ACTIVITY: Beginning with the first entry, set down each one exactly as shown.

LISTED RECORDS:
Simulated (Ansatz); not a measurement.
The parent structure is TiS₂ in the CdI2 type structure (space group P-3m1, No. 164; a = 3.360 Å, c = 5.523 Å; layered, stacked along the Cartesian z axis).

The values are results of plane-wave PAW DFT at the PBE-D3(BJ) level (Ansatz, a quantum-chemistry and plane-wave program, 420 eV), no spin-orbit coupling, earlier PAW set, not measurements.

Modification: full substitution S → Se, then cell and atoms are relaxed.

YOUR RESPONSE:
Simulated (Ansatz); not a measurement.
The parent structure is TiS₂ in the CdI2 type structure (space group P-3m1, No. 164; a = 3.360 Å, c = 5.523 Å; layered, stacked along the Cartesian z axis).

The values are results of plane-wave PAW DFT at the PBE-D3(BJ) level (Ansatz, a quantum-chemistry and plane-wave program, 420 eV), no spin-orbit coupling, earlier PAW set, not measurements.

Modification: full substitution S → Se, then cell and atoms are relaxed.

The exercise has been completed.